* RECORDS PROVIDED *
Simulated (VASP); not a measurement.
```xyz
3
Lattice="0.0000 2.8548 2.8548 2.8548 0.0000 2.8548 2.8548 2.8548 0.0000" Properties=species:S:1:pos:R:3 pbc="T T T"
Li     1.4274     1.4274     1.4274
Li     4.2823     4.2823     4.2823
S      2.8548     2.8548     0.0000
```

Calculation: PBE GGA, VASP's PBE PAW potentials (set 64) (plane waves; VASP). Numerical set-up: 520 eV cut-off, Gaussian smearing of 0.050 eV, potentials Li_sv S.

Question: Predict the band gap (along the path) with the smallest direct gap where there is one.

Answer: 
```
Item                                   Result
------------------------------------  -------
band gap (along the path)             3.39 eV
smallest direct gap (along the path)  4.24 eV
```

* ACTION ITEM *
Write the records out again. Each one must match exactly.

* TASK RESULT *
Simulated (VASP); not a measurement.
```xyz
3
Lattice="0.0000 2.8548 2.8548 2.8548 0.0000 2.8548 2.8548 2.8548 0.0000" Properties=species:S:1:pos:R:3 pbc="T T T"
Li     1.4274     1.4274     1.4274
Li     4.2823     4.2823     4.2823
S      2.8548     2.8548     0.0000
```

Calculation: PBE GGA, VASP's PBE PAW potentials (set 64) (plane waves; VASP). Numerical set-up: 520 eV cut-off, Gaussian smearing of 0.050 eV, potentials Li_sv S.

Question: Predict the band gap (along the path) with the smallest direct gap where there is one.

Answer: 
```
Item                                   Result
------------------------------------  -------
band gap (along the path)             3.39 eV
smallest direct gap (along the path)  4.24 eV
```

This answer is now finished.